- Supplied data:
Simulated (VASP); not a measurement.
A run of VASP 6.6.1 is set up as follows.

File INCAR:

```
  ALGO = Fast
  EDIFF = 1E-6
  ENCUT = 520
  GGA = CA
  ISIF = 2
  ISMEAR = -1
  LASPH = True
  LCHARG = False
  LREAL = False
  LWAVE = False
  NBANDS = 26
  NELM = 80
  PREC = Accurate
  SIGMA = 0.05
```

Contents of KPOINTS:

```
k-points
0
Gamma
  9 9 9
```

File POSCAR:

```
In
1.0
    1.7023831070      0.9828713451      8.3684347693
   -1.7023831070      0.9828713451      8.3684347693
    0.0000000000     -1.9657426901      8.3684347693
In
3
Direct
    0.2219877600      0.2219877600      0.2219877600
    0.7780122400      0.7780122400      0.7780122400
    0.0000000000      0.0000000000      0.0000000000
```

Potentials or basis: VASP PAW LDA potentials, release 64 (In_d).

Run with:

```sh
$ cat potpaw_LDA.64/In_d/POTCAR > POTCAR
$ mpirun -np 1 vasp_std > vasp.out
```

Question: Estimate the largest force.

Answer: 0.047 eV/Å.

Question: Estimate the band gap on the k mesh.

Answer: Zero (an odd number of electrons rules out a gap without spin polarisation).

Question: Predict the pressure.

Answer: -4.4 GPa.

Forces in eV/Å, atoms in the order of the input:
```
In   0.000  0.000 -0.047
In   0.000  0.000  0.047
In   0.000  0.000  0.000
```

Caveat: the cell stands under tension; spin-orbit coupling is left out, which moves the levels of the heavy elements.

- Work order:
Give the listing again, word for word.

- Task result:
Simulated (VASP); not a measurement.
A run of VASP 6.6.1 is set up as follows.

File INCAR:

```
  ALGO = Fast
  EDIFF = 1E-6
  ENCUT = 520
  GGA = CA
  ISIF = 2
  ISMEAR = -1
  LASPH = True
  LCHARG = False
  LREAL = False
  LWAVE = False
  NBANDS = 26
  NELM = 80
  PREC = Accurate
  SIGMA = 0.05
```

Contents of KPOINTS:

```
k-points
0
Gamma
  9 9 9
```

File POSCAR:

```
In
1.0
    1.7023831070      0.9828713451      8.3684347693
   -1.7023831070      0.9828713451      8.3684347693
    0.0000000000     -1.9657426901      8.3684347693
In
3
Direct
    0.2219877600      0.2219877600      0.2219877600
    0.7780122400      0.7780122400      0.7780122400
    0.0000000000      0.0000000000      0.0000000000
```

Potentials or basis: VASP PAW LDA potentials, release 64 (In_d).

Run with:

```sh
$ cat potpaw_LDA.64/In_d/POTCAR > POTCAR
$ mpirun -np 1 vasp_std > vasp.out
```

Question: Estimate the largest force.

Answer: 0.047 eV/Å.

Question: Estimate the band gap on the k mesh.

Answer: Zero (an odd number of electrons rules out a gap without spin polarisation).

Question: Predict the pressure.

Answer: -4.4 GPa.

Forces in eV/Å, atoms in the order of the input:
```
In   0.000  0.000 -0.047
In   0.000  0.000  0.047
In   0.000  0.000  0.000
```

Caveat: the cell stands under tension; spin-orbit coupling is left out, which moves the levels of the heavy elements.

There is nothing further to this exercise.